*** Provided data ***

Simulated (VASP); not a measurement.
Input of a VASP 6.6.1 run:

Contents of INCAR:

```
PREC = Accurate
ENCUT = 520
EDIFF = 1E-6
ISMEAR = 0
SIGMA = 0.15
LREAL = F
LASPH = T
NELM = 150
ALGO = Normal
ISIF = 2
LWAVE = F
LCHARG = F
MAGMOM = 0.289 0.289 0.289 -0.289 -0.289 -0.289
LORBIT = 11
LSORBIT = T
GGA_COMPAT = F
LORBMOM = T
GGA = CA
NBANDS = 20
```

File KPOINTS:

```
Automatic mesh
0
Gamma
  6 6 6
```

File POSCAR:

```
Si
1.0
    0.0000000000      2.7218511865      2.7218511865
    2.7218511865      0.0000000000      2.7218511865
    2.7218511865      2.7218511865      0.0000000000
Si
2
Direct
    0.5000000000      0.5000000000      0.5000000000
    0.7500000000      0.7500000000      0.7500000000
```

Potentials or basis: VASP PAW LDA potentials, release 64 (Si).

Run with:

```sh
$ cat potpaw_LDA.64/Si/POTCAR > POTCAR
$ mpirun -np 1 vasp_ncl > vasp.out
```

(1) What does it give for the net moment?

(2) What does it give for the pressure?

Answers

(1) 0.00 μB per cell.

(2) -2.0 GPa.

*** End of Provided data ***

**Requirement:** Start with the line above that contains "Potentials or basis: VASP" and end with the line that contains "(1) 0.00 μB per cell.". Write out those lines exactly, and only those.

**Answer section:**
Potentials or basis: VASP PAW LDA potentials, release 64 (Si).

Run with:

```sh
$ cat potpaw_LDA.64/Si/POTCAR > POTCAR
$ mpirun -np 1 vasp_ncl > vasp.out
```

(1) What does it give for the net moment?

(2) What does it give for the pressure?

Answers

(1) 0.00 μB per cell.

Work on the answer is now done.